———

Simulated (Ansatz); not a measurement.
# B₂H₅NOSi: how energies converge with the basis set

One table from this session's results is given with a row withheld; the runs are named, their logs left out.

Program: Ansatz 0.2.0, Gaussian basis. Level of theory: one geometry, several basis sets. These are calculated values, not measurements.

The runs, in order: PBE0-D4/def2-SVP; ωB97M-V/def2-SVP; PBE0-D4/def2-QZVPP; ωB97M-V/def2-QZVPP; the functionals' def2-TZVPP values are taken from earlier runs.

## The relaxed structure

———

### [Action item]
Please give back the entries above, unchanged and complete.

### [Problem solution]
Simulated (Ansatz); not a measurement.
# B₂H₅NOSi: how energies converge with the basis set

One table from this session's results is given with a row withheld; the runs are named, their logs left out.

Program: Ansatz 0.2.0, Gaussian basis. Level of theory: one geometry, several basis sets. These are calculated values, not measurements.

The runs, in order: PBE0-D4/def2-SVP; ωB97M-V/def2-SVP; PBE0-D4/def2-QZVPP; ωB97M-V/def2-QZVPP; the functionals' def2-TZVPP values are taken from earlier runs.

## The relaxed structure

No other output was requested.